> _DATA EXTRACT_:
-*-

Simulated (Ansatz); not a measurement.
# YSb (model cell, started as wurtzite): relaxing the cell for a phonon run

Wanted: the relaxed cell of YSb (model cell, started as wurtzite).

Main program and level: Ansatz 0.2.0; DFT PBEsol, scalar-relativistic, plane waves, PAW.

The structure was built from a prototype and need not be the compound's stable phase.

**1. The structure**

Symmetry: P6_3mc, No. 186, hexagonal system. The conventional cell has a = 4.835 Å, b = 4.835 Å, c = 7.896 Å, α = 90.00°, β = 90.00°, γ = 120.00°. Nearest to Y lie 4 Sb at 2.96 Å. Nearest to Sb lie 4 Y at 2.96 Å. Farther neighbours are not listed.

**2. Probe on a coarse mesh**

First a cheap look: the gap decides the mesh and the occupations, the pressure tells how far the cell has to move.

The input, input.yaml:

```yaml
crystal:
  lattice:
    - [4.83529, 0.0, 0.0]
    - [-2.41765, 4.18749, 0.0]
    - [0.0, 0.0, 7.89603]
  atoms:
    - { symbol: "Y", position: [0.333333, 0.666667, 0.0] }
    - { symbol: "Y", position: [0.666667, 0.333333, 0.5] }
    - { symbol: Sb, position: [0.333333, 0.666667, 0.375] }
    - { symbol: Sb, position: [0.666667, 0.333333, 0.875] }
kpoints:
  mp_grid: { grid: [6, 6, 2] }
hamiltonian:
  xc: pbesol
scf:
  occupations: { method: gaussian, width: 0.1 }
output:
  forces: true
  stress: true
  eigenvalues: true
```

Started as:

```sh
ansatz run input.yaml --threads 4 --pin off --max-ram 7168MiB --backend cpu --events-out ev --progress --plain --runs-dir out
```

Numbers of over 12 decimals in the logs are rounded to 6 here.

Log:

-*-

An exact, complete copy of the lines above from the one with "The structure was" through the one with "Numbers of over" is the whole answer.

The structure was built from a prototype and need not be the compound's stable phase.

**1. The structure**

Symmetry: P6_3mc, No. 186, hexagonal system. The conventional cell has a = 4.835 Å, b = 4.835 Å, c = 7.896 Å, α = 90.00°, β = 90.00°, γ = 120.00°. Nearest to Y lie 4 Sb at 2.96 Å. Nearest to Sb lie 4 Y at 2.96 Å. Farther neighbours are not listed.

**2. Probe on a coarse mesh**

First a cheap look: the gap decides the mesh and the occupations, the pressure tells how far the cell has to move.

The input, input.yaml:

```yaml
crystal:
  lattice:
    - [4.83529, 0.0, 0.0]
    - [-2.41765, 4.18749, 0.0]
    - [0.0, 0.0, 7.89603]
  atoms:
    - { symbol: "Y", position: [0.333333, 0.666667, 0.0] }
    - { symbol: "Y", position: [0.666667, 0.333333, 0.5] }
    - { symbol: Sb, position: [0.333333, 0.666667, 0.375] }
    - { symbol: Sb, position: [0.666667, 0.333333, 0.875] }
kpoints:
  mp_grid: { grid: [6, 6, 2] }
hamiltonian:
  xc: pbesol
scf:
  occupations: { method: gaussian, width: 0.1 }
output:
  forces: true
  stress: true
  eigenvalues: true
```

Started as:

```sh
ansatz run input.yaml --threads 4 --pin off --max-ram 7168MiB --backend cpu --events-out ev --progress --plain --runs-dir out
```

Numbers of over 12 decimals in the logs are rounded to 6 here.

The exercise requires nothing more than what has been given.